■ **ACTIVITY**
Return only the lines from the top of the material through the line marked by "reaction energy: -30.2", unaltered.

■ **PROVIDED MATERIAL**
════
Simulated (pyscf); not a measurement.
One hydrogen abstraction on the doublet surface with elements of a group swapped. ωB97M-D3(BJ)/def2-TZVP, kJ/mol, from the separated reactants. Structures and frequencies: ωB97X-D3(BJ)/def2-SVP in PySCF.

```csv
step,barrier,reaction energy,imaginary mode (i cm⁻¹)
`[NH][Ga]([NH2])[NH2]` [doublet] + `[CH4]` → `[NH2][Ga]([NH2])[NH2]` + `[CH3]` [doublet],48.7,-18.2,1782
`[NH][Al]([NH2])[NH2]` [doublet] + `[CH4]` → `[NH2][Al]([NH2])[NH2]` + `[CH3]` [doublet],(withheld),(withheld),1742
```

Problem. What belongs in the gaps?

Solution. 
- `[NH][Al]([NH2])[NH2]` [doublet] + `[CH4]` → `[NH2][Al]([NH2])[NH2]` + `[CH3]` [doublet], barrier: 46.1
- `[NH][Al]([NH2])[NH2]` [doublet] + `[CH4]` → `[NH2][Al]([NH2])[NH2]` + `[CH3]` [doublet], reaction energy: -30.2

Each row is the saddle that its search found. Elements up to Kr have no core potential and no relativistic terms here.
════

■ **REPLY**
Simulated (pyscf); not a measurement.
One hydrogen abstraction on the doublet surface with elements of a group swapped. ωB97M-D3(BJ)/def2-TZVP, kJ/mol, from the separated reactants. Structures and frequencies: ωB97X-D3(BJ)/def2-SVP in PySCF.

```csv
step,barrier,reaction energy,imaginary mode (i cm⁻¹)
`[NH][Ga]([NH2])[NH2]` [doublet] + `[CH4]` → `[NH2][Ga]([NH2])[NH2]` + `[CH3]` [doublet],48.7,-18.2,1782
`[NH][Al]([NH2])[NH2]` [doublet] + `[CH4]` → `[NH2][Al]([NH2])[NH2]` + `[CH3]` [doublet],(withheld),(withheld),1742
```

Problem. What belongs in the gaps?

Solution. 
- `[NH][Al]([NH2])[NH2]` [doublet] + `[CH4]` → `[NH2][Al]([NH2])[NH2]` + `[CH3]` [doublet], barrier: 46.1
- `[NH][Al]([NH2])[NH2]` [doublet] + `[CH4]` → `[NH2][Al]([NH2])[NH2]` + `[CH3]` [doublet], reaction energy: -30.2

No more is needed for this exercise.